**WORK REQUEST**
Transcribe the records below exactly as written, from the opening line through the line that contains "The minimum lies".

───── RECORD SET

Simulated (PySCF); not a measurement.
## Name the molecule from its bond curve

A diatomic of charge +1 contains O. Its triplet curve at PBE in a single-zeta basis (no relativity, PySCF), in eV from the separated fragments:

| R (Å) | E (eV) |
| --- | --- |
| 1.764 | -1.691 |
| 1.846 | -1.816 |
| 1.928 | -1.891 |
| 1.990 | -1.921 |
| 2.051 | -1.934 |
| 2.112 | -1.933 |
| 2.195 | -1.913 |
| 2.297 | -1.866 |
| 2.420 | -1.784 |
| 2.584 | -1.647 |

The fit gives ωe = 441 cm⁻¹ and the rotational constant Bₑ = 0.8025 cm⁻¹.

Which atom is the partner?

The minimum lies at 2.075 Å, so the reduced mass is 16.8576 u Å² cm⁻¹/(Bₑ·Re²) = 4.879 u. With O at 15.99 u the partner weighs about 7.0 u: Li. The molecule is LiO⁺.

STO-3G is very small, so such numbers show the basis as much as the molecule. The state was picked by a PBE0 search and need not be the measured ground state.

──────────

**WORKED SOLUTION**
Simulated (PySCF); not a measurement.
## Name the molecule from its bond curve

A diatomic of charge +1 contains O. Its triplet curve at PBE in a single-zeta basis (no relativity, PySCF), in eV from the separated fragments:

| R (Å) | E (eV) |
| --- | --- |
| 1.764 | -1.691 |
| 1.846 | -1.816 |
| 1.928 | -1.891 |
| 1.990 | -1.921 |
| 2.051 | -1.934 |
| 2.112 | -1.933 |
| 2.195 | -1.913 |
| 2.297 | -1.866 |
| 2.420 | -1.784 |
| 2.584 | -1.647 |

The fit gives ωe = 441 cm⁻¹ and the rotational constant Bₑ = 0.8025 cm⁻¹.

Which atom is the partner?

The minimum lies at 2.075 Å, so the reduced mass is 16.8576 u Å² cm⁻¹/(Bₑ·Re²) = 4.879 u. With O at 15.99 u the partner weighs about 7.0 u: Li. The molecule is LiO⁺.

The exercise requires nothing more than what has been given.